- [Action item] Each record in the material below must be written out again exactly.

- [Records supplied]
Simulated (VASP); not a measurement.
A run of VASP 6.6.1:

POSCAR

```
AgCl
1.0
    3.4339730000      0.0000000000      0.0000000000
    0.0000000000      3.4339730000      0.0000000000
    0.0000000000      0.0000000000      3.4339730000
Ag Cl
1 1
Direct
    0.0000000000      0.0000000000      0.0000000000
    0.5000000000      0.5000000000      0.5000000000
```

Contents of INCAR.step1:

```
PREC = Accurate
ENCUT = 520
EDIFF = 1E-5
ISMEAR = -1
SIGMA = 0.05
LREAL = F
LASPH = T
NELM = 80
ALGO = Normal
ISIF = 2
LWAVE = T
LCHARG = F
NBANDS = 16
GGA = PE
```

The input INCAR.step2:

- [Task output]
Simulated (VASP); not a measurement.
A run of VASP 6.6.1:

POSCAR

```
AgCl
1.0
    3.4339730000      0.0000000000      0.0000000000
    0.0000000000      3.4339730000      0.0000000000
    0.0000000000      0.0000000000      3.4339730000
Ag Cl
1 1
Direct
    0.0000000000      0.0000000000      0.0000000000
    0.5000000000      0.5000000000      0.5000000000
```

Contents of INCAR.step1:

```
PREC = Accurate
ENCUT = 520
EDIFF = 1E-5
ISMEAR = -1
SIGMA = 0.05
LREAL = F
LASPH = T
NELM = 80
ALGO = Normal
ISIF = 2
LWAVE = T
LCHARG = F
NBANDS = 16
GGA = PE
```

The input INCAR.step2:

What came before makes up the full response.